■ ■ ■ ■ ■ ■ ■

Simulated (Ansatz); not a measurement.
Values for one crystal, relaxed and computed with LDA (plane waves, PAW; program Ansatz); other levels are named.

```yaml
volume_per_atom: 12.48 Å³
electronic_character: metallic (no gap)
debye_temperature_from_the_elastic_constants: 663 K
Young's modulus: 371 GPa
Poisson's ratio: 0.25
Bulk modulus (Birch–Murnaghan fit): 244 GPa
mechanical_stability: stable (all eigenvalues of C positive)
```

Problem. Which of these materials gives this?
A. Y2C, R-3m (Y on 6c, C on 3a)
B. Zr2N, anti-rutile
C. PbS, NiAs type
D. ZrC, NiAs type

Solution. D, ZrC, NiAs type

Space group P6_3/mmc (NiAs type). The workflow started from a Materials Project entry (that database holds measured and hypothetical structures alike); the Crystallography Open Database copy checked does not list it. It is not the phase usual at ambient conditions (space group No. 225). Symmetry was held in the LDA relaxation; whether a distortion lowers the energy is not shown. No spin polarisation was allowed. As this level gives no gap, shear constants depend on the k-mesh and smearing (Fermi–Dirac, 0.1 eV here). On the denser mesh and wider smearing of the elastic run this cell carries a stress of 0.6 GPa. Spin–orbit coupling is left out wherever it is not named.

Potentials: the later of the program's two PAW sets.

■ ■ ■ ■ ■ ■ ■

- [BRIEF] Copy out each line of the material above, word for word, from the first down to the line containing "Solution. D, ZrC, NiAs type". Add nothing.

- [WORKED SOLUTION]
Simulated (Ansatz); not a measurement.
Values for one crystal, relaxed and computed with LDA (plane waves, PAW; program Ansatz); other levels are named.

```yaml
volume_per_atom: 12.48 Å³
electronic_character: metallic (no gap)
debye_temperature_from_the_elastic_constants: 663 K
Young's modulus: 371 GPa
Poisson's ratio: 0.25
Bulk modulus (Birch–Murnaghan fit): 244 GPa
mechanical_stability: stable (all eigenvalues of C positive)
```

Problem. Which of these materials gives this?
A. Y2C, R-3m (Y on 6c, C on 3a)
B. Zr2N, anti-rutile
C. PbS, NiAs type
D. ZrC, NiAs type

Solution. D, ZrC, NiAs type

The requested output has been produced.